┄┄┄┄┄┄┄┄┄┄┄┄┄┄┄┄┄┄┄┄
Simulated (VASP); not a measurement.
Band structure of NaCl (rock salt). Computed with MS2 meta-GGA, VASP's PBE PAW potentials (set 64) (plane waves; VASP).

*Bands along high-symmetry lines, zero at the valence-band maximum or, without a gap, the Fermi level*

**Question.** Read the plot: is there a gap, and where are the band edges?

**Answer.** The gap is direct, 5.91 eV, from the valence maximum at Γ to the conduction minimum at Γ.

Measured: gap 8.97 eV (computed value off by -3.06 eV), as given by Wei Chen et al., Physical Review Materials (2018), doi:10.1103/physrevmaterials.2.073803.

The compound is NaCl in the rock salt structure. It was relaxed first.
┄┄┄┄┄┄┄┄┄┄┄┄┄┄┄┄┄┄┄┄

Assigned task:
Reproduce verbatim only the segment of the listing bounded by the line containing "the Fermi level*" and the line containing "Measured: gap 8.97", with both boundary lines included.

Exercise answer:
*Bands along high-symmetry lines, zero at the valence-band maximum or, without a gap, the Fermi level*

**Question.** Read the plot: is there a gap, and where are the band edges?

**Answer.** The gap is direct, 5.91 eV, from the valence maximum at Γ to the conduction minimum at Γ.

Measured: gap 8.97 eV (computed value off by -3.06 eV), as given by Wei Chen et al., Physical Review Materials (2018), doi:10.1103/physrevmaterials.2.073803.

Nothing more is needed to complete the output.